| Work task |
Once you have read the records, output them exactly.

| Input data |
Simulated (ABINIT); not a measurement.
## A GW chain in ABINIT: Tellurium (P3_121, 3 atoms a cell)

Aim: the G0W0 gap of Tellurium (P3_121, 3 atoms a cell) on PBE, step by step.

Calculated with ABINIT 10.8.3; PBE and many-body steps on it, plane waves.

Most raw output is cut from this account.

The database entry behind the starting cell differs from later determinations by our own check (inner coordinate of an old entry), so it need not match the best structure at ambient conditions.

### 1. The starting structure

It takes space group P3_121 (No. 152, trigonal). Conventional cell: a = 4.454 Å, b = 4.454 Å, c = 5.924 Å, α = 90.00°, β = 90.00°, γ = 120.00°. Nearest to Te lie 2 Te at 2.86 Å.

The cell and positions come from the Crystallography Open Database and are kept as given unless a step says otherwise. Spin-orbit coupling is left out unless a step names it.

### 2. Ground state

| Exercise result |
Simulated (ABINIT); not a measurement.
## A GW chain in ABINIT: Tellurium (P3_121, 3 atoms a cell)

Aim: the G0W0 gap of Tellurium (P3_121, 3 atoms a cell) on PBE, step by step.

Calculated with ABINIT 10.8.3; PBE and many-body steps on it, plane waves.

Most raw output is cut from this account.

The database entry behind the starting cell differs from later determinations by our own check (inner coordinate of an old entry), so it need not match the best structure at ambient conditions.

### 1. The starting structure

It takes space group P3_121 (No. 152, trigonal). Conventional cell: a = 4.454 Å, b = 4.454 Å, c = 5.924 Å, α = 90.00°, β = 90.00°, γ = 120.00°. Nearest to Te lie 2 Te at 2.86 Å.

The cell and positions come from the Crystallography Open Database and are kept as given unless a step says otherwise. Spin-orbit coupling is left out unless a step names it.

### 2. Ground state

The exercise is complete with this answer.